::::::

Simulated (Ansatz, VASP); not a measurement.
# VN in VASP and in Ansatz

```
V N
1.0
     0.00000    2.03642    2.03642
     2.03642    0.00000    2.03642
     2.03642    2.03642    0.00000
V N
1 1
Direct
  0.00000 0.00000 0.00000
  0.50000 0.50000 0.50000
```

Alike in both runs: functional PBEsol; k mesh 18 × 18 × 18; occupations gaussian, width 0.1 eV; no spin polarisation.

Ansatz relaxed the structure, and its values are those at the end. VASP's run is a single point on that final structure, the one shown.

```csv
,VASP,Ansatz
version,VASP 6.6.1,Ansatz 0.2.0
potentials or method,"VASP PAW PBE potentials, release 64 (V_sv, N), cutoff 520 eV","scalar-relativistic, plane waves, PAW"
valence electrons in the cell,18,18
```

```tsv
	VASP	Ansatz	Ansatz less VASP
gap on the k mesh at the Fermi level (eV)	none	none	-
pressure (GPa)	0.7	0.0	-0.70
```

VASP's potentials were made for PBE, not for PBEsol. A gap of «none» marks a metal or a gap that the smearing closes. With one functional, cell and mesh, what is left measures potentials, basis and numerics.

::::::

## WORK ORDER
Could you please copy the lines of the listing above exactly, from its first line through the line bearing "Alike in both", and nothing more?

## TASK RESULT
Simulated (Ansatz, VASP); not a measurement.
# VN in VASP and in Ansatz

```
V N
1.0
     0.00000    2.03642    2.03642
     2.03642    0.00000    2.03642
     2.03642    2.03642    0.00000
V N
1 1
Direct
  0.00000 0.00000 0.00000
  0.50000 0.50000 0.50000
```

Alike in both runs: functional PBEsol; k mesh 18 × 18 × 18; occupations gaussian, width 0.1 eV; no spin polarisation.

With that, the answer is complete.